_Work task_
Return the records exactly, from the first line through the "At the start: pressure" line.

____________________

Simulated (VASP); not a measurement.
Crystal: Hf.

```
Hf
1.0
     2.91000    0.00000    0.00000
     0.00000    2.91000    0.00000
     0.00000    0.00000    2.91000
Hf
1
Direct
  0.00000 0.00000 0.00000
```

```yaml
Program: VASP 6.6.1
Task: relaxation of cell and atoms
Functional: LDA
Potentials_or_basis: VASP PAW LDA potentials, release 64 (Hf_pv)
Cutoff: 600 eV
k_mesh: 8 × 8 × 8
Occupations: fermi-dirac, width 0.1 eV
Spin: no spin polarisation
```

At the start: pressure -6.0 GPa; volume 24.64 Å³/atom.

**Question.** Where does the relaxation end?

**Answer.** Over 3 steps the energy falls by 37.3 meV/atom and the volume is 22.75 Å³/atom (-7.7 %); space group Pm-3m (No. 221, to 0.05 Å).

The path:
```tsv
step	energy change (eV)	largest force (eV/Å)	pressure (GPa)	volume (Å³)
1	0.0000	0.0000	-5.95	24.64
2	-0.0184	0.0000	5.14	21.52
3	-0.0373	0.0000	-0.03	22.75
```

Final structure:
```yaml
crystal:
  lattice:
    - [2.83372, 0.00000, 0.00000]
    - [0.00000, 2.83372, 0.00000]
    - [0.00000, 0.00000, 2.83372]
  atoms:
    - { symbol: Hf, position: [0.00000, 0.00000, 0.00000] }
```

____________________

_Your response_
Simulated (VASP); not a measurement.
Crystal: Hf.

```
Hf
1.0
     2.91000    0.00000    0.00000
     0.00000    2.91000    0.00000
     0.00000    0.00000    2.91000
Hf
1
Direct
  0.00000 0.00000 0.00000
```

```yaml
Program: VASP 6.6.1
Task: relaxation of cell and atoms
Functional: LDA
Potentials_or_basis: VASP PAW LDA potentials, release 64 (Hf_pv)
Cutoff: 600 eV
k_mesh: 8 × 8 × 8
Occupations: fermi-dirac, width 0.1 eV
Spin: no spin polarisation
```

At the start: pressure -6.0 GPa; volume 24.64 Å³/atom.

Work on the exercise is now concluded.